* **DATA RECORDS**
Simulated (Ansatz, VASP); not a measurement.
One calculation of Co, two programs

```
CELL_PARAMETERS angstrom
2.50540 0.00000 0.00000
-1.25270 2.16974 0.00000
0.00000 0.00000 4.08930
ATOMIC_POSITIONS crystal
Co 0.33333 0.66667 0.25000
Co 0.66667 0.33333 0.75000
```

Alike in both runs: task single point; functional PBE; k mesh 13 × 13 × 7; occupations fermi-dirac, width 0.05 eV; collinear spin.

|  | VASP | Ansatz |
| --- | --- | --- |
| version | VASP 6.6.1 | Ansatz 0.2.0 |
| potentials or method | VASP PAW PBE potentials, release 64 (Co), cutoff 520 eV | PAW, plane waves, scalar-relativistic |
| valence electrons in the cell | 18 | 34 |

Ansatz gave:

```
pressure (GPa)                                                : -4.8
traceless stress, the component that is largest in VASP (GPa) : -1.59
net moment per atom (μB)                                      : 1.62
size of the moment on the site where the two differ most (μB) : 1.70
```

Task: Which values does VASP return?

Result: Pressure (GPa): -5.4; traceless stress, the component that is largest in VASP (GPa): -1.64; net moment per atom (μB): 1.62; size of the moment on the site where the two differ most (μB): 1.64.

* **ASSIGNED TASK**
Each line of the records, from the opening one through the line holding "Task: Which values does VASP return?", should be restated word for word, with nothing else in the answer.

* **PROBLEM SOLUTION**
Simulated (Ansatz, VASP); not a measurement.
One calculation of Co, two programs

```
CELL_PARAMETERS angstrom
2.50540 0.00000 0.00000
-1.25270 2.16974 0.00000
0.00000 0.00000 4.08930
ATOMIC_POSITIONS crystal
Co 0.33333 0.66667 0.25000
Co 0.66667 0.33333 0.75000
```

Alike in both runs: task single point; functional PBE; k mesh 13 × 13 × 7; occupations fermi-dirac, width 0.05 eV; collinear spin.

|  | VASP | Ansatz |
| --- | --- | --- |
| version | VASP 6.6.1 | Ansatz 0.2.0 |
| potentials or method | VASP PAW PBE potentials, release 64 (Co), cutoff 520 eV | PAW, plane waves, scalar-relativistic |
| valence electrons in the cell | 18 | 34 |

Ansatz gave:

```
pressure (GPa)                                                : -4.8
traceless stress, the component that is largest in VASP (GPa) : -1.59
net moment per atom (μB)                                      : 1.62
size of the moment on the site where the two differ most (μB) : 1.70
```

Task: Which values does VASP return?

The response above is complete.